**Action item**
Would you write out the data below exactly, with every line intact?

**Listed records**
——
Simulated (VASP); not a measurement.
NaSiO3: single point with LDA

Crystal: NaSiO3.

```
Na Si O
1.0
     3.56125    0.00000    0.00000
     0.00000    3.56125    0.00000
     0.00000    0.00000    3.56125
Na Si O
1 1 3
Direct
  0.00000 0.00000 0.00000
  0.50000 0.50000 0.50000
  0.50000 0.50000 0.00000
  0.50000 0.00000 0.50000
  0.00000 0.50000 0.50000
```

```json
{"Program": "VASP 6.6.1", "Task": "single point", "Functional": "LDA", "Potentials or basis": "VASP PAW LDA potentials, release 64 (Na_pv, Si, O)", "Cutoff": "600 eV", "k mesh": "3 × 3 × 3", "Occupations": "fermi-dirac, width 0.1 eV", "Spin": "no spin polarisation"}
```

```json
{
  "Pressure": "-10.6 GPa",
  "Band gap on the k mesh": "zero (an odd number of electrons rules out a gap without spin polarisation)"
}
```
——

**Problem solution**
Simulated (VASP); not a measurement.
NaSiO3: single point with LDA

Crystal: NaSiO3.

```
Na Si O
1.0
     3.56125    0.00000    0.00000
     0.00000    3.56125    0.00000
     0.00000    0.00000    3.56125
Na Si O
1 1 3
Direct
  0.00000 0.00000 0.00000
  0.50000 0.50000 0.50000
  0.50000 0.50000 0.00000
  0.50000 0.00000 0.50000
  0.00000 0.50000 0.50000
```

```json
{"Program": "VASP 6.6.1", "Task": "single point", "Functional": "LDA", "Potentials or basis": "VASP PAW LDA potentials, release 64 (Na_pv, Si, O)", "Cutoff": "600 eV", "k mesh": "3 × 3 × 3", "Occupations": "fermi-dirac, width 0.1 eV", "Spin": "no spin polarisation"}
```

```json
{
  "Pressure": "-10.6 GPa",
  "Band gap on the k mesh": "zero (an odd number of electrons rules out a gap without spin polarisation)"
}
```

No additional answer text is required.